Raw data:
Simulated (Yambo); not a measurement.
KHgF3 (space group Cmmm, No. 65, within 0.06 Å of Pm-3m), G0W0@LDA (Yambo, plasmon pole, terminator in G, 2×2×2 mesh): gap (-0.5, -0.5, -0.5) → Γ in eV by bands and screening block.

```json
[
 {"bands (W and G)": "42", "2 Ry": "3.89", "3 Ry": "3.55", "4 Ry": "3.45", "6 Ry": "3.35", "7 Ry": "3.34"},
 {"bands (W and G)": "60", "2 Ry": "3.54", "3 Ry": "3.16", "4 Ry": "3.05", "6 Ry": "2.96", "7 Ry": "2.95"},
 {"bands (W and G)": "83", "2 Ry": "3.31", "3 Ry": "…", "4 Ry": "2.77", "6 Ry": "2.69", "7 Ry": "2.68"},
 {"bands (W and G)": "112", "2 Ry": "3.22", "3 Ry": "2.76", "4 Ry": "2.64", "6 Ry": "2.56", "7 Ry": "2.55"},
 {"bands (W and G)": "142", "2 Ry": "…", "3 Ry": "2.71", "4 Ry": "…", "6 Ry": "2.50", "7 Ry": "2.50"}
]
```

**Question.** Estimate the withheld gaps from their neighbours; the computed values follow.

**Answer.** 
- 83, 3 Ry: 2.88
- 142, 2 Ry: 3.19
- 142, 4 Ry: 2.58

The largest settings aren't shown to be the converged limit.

Brief:
Your answer must be the full set of entries, copied exactly.

Exercise solution:
Simulated (Yambo); not a measurement.
KHgF3 (space group Cmmm, No. 65, within 0.06 Å of Pm-3m), G0W0@LDA (Yambo, plasmon pole, terminator in G, 2×2×2 mesh): gap (-0.5, -0.5, -0.5) → Γ in eV by bands and screening block.

```json
[
 {"bands (W and G)": "42", "2 Ry": "3.89", "3 Ry": "3.55", "4 Ry": "3.45", "6 Ry": "3.35", "7 Ry": "3.34"},
 {"bands (W and G)": "60", "2 Ry": "3.54", "3 Ry": "3.16", "4 Ry": "3.05", "6 Ry": "2.96", "7 Ry": "2.95"},
 {"bands (W and G)": "83", "2 Ry": "3.31", "3 Ry": "…", "4 Ry": "2.77", "6 Ry": "2.69", "7 Ry": "2.68"},
 {"bands (W and G)": "112", "2 Ry": "3.22", "3 Ry": "2.76", "4 Ry": "2.64", "6 Ry": "2.56", "7 Ry": "2.55"},
 {"bands (W and G)": "142", "2 Ry": "…", "3 Ry": "2.71", "4 Ry": "…", "6 Ry": "2.50", "7 Ry": "2.50"}
]
```

**Question.** Estimate the withheld gaps from their neighbours; the computed values follow.

**Answer.** 
- 83, 3 Ry: 2.88
- 142, 2 Ry: 3.19
- 142, 4 Ry: 2.58

The largest settings aren't shown to be the converged limit.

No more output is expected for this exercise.